**BRIEF:** Write out again only the lines that run from the start of the entries to the line containing "The numbers are", both included.

DATA Block Start
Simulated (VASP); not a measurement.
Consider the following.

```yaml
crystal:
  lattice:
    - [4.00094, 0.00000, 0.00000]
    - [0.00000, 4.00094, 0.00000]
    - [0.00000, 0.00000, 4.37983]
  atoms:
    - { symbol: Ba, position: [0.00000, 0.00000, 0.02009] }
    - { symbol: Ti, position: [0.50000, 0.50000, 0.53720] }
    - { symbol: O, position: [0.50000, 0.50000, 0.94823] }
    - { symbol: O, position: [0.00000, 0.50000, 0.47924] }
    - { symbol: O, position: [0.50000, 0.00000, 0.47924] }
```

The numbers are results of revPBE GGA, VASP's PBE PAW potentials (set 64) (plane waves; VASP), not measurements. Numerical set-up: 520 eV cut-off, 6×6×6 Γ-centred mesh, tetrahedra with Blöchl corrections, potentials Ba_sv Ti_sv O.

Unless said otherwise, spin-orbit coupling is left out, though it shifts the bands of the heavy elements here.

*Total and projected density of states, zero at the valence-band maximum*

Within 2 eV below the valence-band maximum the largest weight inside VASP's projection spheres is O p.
DATA Block End

**PROBLEM SOLUTION:**
Simulated (VASP); not a measurement.
Consider the following.

```yaml
crystal:
  lattice:
    - [4.00094, 0.00000, 0.00000]
    - [0.00000, 4.00094, 0.00000]
    - [0.00000, 0.00000, 4.37983]
  atoms:
    - { symbol: Ba, position: [0.00000, 0.00000, 0.02009] }
    - { symbol: Ti, position: [0.50000, 0.50000, 0.53720] }
    - { symbol: O, position: [0.50000, 0.50000, 0.94823] }
    - { symbol: O, position: [0.00000, 0.50000, 0.47924] }
    - { symbol: O, position: [0.50000, 0.00000, 0.47924] }
```

The numbers are results of revPBE GGA, VASP's PBE PAW potentials (set 64) (plane waves; VASP), not measurements. Numerical set-up: 520 eV cut-off, 6×6×6 Γ-centred mesh, tetrahedra with Blöchl corrections, potentials Ba_sv Ti_sv O.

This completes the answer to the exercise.